[Work request]: Copy, word for word, each line of the data below from the first through the line containing "components (eV/Å): 0.161.", and stop there.

[Listed entries]:
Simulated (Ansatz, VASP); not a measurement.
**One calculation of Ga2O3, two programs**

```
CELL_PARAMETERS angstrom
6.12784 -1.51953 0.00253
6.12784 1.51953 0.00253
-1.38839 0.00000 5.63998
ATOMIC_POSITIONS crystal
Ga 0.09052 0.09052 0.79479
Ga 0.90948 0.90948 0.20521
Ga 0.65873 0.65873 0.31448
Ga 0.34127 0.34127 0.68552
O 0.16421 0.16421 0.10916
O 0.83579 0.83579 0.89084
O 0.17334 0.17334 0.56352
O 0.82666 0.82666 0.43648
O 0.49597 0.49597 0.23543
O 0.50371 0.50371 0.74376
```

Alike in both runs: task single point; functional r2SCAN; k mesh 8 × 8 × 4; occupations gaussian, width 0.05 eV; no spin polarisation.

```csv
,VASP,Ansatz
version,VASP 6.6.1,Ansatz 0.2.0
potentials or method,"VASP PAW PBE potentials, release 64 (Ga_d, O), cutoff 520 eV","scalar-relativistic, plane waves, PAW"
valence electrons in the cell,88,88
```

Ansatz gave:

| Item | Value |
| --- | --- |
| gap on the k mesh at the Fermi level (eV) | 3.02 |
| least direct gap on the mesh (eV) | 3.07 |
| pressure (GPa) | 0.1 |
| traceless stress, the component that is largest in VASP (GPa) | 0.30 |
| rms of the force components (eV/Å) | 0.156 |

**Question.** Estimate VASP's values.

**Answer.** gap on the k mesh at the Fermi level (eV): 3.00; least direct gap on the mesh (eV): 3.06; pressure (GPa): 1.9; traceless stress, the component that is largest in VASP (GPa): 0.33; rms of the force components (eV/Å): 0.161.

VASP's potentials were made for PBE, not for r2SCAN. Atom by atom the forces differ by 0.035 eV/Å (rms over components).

[Response]:
Simulated (Ansatz, VASP); not a measurement.
**One calculation of Ga2O3, two programs**

```
CELL_PARAMETERS angstrom
6.12784 -1.51953 0.00253
6.12784 1.51953 0.00253
-1.38839 0.00000 5.63998
ATOMIC_POSITIONS crystal
Ga 0.09052 0.09052 0.79479
Ga 0.90948 0.90948 0.20521
Ga 0.65873 0.65873 0.31448
Ga 0.34127 0.34127 0.68552
O 0.16421 0.16421 0.10916
O 0.83579 0.83579 0.89084
O 0.17334 0.17334 0.56352
O 0.82666 0.82666 0.43648
O 0.49597 0.49597 0.23543
O 0.50371 0.50371 0.74376
```

Alike in both runs: task single point; functional r2SCAN; k mesh 8 × 8 × 4; occupations gaussian, width 0.05 eV; no spin polarisation.

```csv
,VASP,Ansatz
version,VASP 6.6.1,Ansatz 0.2.0
potentials or method,"VASP PAW PBE potentials, release 64 (Ga_d, O), cutoff 520 eV","scalar-relativistic, plane waves, PAW"
valence electrons in the cell,88,88
```

Ansatz gave:

| Item | Value |
| --- | --- |
| gap on the k mesh at the Fermi level (eV) | 3.02 |
| least direct gap on the mesh (eV) | 3.07 |
| pressure (GPa) | 0.1 |
| traceless stress, the component that is largest in VASP (GPa) | 0.30 |
| rms of the force components (eV/Å) | 0.156 |

**Question.** Estimate VASP's values.

**Answer.** gap on the k mesh at the Fermi level (eV): 3.00; least direct gap on the mesh (eV): 3.06; pressure (GPa): 1.9; traceless stress, the component that is largest in VASP (GPa): 0.33; rms of the force components (eV/Å): 0.161.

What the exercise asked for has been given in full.